PROVIDED INFORMATION →
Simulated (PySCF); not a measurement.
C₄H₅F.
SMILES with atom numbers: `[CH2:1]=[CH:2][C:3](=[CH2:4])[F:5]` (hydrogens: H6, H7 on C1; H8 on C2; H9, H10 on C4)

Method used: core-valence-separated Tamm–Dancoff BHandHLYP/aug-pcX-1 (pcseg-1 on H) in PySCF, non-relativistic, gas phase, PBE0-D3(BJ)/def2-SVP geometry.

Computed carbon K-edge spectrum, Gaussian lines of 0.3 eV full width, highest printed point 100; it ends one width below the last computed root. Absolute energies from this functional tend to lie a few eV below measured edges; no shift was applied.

ACTION ITEM →
Nothing may be left out. Copy each line of the listing exactly.

RESPONSE AREA →
Simulated (PySCF); not a measurement.
C₄H₅F.
SMILES with atom numbers: `[CH2:1]=[CH:2][C:3](=[CH2:4])[F:5]` (hydrogens: H6, H7 on C1; H8 on C2; H9, H10 on C4)

Method used: core-valence-separated Tamm–Dancoff BHandHLYP/aug-pcX-1 (pcseg-1 on H) in PySCF, non-relativistic, gas phase, PBE0-D3(BJ)/def2-SVP geometry.

Computed carbon K-edge spectrum, Gaussian lines of 0.3 eV full width, highest printed point 100; it ends one width below the last computed root. Absolute energies from this functional tend to lie a few eV below measured edges; no shift was applied.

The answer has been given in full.